=-=-=
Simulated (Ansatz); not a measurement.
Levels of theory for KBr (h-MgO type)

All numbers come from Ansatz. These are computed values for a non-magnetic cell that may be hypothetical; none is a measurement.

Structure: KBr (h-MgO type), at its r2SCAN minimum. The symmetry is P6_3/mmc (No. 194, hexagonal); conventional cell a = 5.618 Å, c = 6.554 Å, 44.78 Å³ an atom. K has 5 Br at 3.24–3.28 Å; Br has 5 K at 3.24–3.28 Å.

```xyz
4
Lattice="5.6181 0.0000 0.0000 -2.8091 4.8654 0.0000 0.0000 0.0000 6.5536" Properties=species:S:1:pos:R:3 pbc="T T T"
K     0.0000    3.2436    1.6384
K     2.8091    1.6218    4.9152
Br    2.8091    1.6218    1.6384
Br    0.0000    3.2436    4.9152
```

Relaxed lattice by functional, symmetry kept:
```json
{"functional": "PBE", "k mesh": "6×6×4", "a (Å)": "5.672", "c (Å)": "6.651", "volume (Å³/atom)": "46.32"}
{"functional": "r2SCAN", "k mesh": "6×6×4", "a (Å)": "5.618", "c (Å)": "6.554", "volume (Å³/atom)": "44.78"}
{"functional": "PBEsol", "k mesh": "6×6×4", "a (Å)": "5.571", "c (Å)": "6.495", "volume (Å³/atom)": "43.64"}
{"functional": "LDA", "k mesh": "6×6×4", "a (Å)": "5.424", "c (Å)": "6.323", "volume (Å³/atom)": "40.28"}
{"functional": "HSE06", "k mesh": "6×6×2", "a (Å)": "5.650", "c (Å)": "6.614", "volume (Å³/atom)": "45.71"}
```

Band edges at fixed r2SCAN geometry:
=-=-=

◆ **Assignment**:
Transcribe only the lines from the beginning of the entries to the line with "All numbers come", inclusive, exactly as written.

◆ **Task output**:
Simulated (Ansatz); not a measurement.
Levels of theory for KBr (h-MgO type)

All numbers come from Ansatz. These are computed values for a non-magnetic cell that may be hypothetical; none is a measurement.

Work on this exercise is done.